RECORD EXCERPTS:
· · · ·
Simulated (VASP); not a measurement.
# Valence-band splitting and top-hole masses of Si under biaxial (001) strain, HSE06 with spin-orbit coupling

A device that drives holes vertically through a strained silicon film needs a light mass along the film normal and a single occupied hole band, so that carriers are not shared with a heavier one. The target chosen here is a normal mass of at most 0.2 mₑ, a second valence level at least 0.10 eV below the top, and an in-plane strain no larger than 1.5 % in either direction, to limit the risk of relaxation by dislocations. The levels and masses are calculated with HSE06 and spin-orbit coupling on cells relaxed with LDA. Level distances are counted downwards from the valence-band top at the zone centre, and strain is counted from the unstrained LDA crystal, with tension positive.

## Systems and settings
· · · ·

EXERCISE:
Repeat each record above precisely as written.

RESULT:
Simulated (VASP); not a measurement.
# Valence-band splitting and top-hole masses of Si under biaxial (001) strain, HSE06 with spin-orbit coupling

A device that drives holes vertically through a strained silicon film needs a light mass along the film normal and a single occupied hole band, so that carriers are not shared with a heavier one. The target chosen here is a normal mass of at most 0.2 mₑ, a second valence level at least 0.10 eV below the top, and an in-plane strain no larger than 1.5 % in either direction, to limit the risk of relaxation by dislocations. The levels and masses are calculated with HSE06 and spin-orbit coupling on cells relaxed with LDA. Level distances are counted downwards from the valence-band top at the zone centre, and strain is counted from the unstrained LDA crystal, with tension positive.

## Systems and settings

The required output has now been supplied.